- Provided information:
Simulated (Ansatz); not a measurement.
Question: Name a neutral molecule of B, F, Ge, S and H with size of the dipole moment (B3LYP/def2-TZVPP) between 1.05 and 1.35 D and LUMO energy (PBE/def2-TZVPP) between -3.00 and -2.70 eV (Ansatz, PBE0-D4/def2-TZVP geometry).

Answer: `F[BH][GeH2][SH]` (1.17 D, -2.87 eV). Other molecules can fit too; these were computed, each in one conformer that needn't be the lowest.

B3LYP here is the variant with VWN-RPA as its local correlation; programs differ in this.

- Brief:
Look through the data above and return exactly the lines from the one that contains "Question: Name a" to the one that contains "be the lowest.", inclusive, with nothing else.

- Written answer:
Question: Name a neutral molecule of B, F, Ge, S and H with size of the dipole moment (B3LYP/def2-TZVPP) between 1.05 and 1.35 D and LUMO energy (PBE/def2-TZVPP) between -3.00 and -2.70 eV (Ansatz, PBE0-D4/def2-TZVP geometry).

Answer: `F[BH][GeH2][SH]` (1.17 D, -2.87 eV). Other molecules can fit too; these were computed, each in one conformer that needn't be the lowest.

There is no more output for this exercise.